*** Opening Supplied entries ***
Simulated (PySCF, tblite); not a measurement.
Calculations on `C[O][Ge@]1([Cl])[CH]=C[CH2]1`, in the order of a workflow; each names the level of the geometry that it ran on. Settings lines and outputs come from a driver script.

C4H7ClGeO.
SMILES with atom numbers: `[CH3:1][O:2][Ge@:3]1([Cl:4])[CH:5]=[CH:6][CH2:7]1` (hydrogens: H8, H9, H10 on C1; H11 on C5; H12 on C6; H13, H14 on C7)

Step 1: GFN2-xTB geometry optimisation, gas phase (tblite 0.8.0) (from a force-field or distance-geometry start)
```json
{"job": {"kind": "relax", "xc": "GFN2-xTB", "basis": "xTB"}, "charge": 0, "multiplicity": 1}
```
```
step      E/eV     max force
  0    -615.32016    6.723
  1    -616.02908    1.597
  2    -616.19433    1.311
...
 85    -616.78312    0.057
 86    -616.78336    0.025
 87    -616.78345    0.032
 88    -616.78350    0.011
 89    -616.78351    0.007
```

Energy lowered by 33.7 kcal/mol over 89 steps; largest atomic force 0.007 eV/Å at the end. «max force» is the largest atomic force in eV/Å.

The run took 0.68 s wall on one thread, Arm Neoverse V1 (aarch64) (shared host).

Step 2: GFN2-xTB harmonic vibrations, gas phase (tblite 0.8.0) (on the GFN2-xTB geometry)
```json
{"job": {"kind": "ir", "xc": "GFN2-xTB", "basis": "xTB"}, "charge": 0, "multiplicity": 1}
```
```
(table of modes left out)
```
*** Closing Supplied entries ***

▶ _Required action_
A verbatim transcription is required: the first line of the listing, the line containing "SMILES with atom", and every line between them.

▶ _Answer box_
Simulated (PySCF, tblite); not a measurement.
Calculations on `C[O][Ge@]1([Cl])[CH]=C[CH2]1`, in the order of a workflow; each names the level of the geometry that it ran on. Settings lines and outputs come from a driver script.

C4H7ClGeO.
SMILES with atom numbers: `[CH3:1][O:2][Ge@:3]1([Cl:4])[CH:5]=[CH:6][CH2:7]1` (hydrogens: H8, H9, H10 on C1; H11 on C5; H12 on C6; H13, H14 on C7)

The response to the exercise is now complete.